• WORK REQUEST: Transcribe the entries below exactly as they appear.

• DATASET RECORDS:
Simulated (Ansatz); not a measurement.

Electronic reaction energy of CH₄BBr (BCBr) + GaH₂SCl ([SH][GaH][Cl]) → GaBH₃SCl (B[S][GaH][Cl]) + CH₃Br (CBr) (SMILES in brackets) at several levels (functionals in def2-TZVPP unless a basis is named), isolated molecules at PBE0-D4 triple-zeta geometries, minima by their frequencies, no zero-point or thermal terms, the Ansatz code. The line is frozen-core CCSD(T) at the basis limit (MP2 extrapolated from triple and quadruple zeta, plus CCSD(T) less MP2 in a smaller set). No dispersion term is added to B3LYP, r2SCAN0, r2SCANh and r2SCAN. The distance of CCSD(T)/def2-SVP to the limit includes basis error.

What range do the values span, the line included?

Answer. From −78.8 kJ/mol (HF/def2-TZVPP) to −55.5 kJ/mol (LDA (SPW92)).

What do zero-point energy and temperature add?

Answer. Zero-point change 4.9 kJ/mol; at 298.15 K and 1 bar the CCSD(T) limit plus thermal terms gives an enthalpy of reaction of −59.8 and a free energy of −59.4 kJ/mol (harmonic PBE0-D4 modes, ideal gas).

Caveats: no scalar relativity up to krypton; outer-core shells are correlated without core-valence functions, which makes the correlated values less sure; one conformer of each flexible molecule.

• RESPONSE AREA:
Simulated (Ansatz); not a measurement.

Electronic reaction energy of CH₄BBr (BCBr) + GaH₂SCl ([SH][GaH][Cl]) → GaBH₃SCl (B[S][GaH][Cl]) + CH₃Br (CBr) (SMILES in brackets) at several levels (functionals in def2-TZVPP unless a basis is named), isolated molecules at PBE0-D4 triple-zeta geometries, minima by their frequencies, no zero-point or thermal terms, the Ansatz code. The line is frozen-core CCSD(T) at the basis limit (MP2 extrapolated from triple and quadruple zeta, plus CCSD(T) less MP2 in a smaller set). No dispersion term is added to B3LYP, r2SCAN0, r2SCANh and r2SCAN. The distance of CCSD(T)/def2-SVP to the limit includes basis error.

What range do the values span, the line included?

Answer. From −78.8 kJ/mol (HF/def2-TZVPP) to −55.5 kJ/mol (LDA (SPW92)).

What do zero-point energy and temperature add?

Answer. Zero-point change 4.9 kJ/mol; at 298.15 K and 1 bar the CCSD(T) limit plus thermal terms gives an enthalpy of reaction of −59.8 and a free energy of −59.4 kJ/mol (harmonic PBE0-D4 modes, ideal gas).

Caveats: no scalar relativity up to krypton; outer-core shells are correlated without core-valence functions, which makes the correlated values less sure; one conformer of each flexible molecule.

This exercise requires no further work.